# [BRIEF]
Up to and including the line with "(valence) | 34.800 |", return every line from the start of the entries below exactly.

▬▬▬▬▬▬

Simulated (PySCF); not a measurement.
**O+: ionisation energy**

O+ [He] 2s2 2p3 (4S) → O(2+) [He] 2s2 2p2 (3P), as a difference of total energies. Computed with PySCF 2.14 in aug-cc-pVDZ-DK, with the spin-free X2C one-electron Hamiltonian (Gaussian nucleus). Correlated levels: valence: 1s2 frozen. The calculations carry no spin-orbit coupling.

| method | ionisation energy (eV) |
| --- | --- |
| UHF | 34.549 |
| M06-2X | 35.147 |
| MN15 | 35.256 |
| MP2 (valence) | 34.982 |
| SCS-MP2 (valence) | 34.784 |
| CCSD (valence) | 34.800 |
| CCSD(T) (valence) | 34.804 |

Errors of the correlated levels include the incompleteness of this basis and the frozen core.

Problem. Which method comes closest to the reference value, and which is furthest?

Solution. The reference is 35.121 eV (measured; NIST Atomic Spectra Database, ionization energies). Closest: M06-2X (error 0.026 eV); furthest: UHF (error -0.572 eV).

▬▬▬▬▬▬

# [EXERCISE OUTPUT]
Simulated (PySCF); not a measurement.
**O+: ionisation energy**

O+ [He] 2s2 2p3 (4S) → O(2+) [He] 2s2 2p2 (3P), as a difference of total energies. Computed with PySCF 2.14 in aug-cc-pVDZ-DK, with the spin-free X2C one-electron Hamiltonian (Gaussian nucleus). Correlated levels: valence: 1s2 frozen. The calculations carry no spin-orbit coupling.

| method | ionisation energy (eV) |
| --- | --- |
| UHF | 34.549 |
| M06-2X | 35.147 |
| MN15 | 35.256 |
| MP2 (valence) | 34.982 |
| SCS-MP2 (valence) | 34.784 |
| CCSD (valence) | 34.800 |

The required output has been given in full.